**Entries shown**
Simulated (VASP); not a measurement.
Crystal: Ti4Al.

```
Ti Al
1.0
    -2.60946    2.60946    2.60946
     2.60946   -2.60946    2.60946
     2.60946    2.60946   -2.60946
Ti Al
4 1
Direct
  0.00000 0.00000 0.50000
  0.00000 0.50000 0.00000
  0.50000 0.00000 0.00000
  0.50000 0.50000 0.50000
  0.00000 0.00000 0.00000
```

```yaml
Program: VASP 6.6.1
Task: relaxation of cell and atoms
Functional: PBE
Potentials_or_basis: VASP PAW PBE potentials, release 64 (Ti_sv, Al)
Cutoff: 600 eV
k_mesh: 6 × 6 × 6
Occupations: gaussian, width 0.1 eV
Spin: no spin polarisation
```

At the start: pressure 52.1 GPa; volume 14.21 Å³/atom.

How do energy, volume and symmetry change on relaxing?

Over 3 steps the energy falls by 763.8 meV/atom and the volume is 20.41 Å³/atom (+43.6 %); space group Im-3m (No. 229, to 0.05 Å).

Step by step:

**Work item**
All of the data needs to be repeated exactly.

**Exercise response**
Simulated (VASP); not a measurement.
Crystal: Ti4Al.

```
Ti Al
1.0
    -2.60946    2.60946    2.60946
     2.60946   -2.60946    2.60946
     2.60946    2.60946   -2.60946
Ti Al
4 1
Direct
  0.00000 0.00000 0.50000
  0.00000 0.50000 0.00000
  0.50000 0.00000 0.00000
  0.50000 0.50000 0.50000
  0.00000 0.00000 0.00000
```

```yaml
Program: VASP 6.6.1
Task: relaxation of cell and atoms
Functional: PBE
Potentials_or_basis: VASP PAW PBE potentials, release 64 (Ti_sv, Al)
Cutoff: 600 eV
k_mesh: 6 × 6 × 6
Occupations: gaussian, width 0.1 eV
Spin: no spin polarisation
```

At the start: pressure 52.1 GPa; volume 14.21 Å³/atom.

How do energy, volume and symmetry change on relaxing?

Over 3 steps the energy falls by 763.8 meV/atom and the volume is 20.41 Å³/atom (+43.6 %); space group Im-3m (No. 229, to 0.05 Å).

Step by step:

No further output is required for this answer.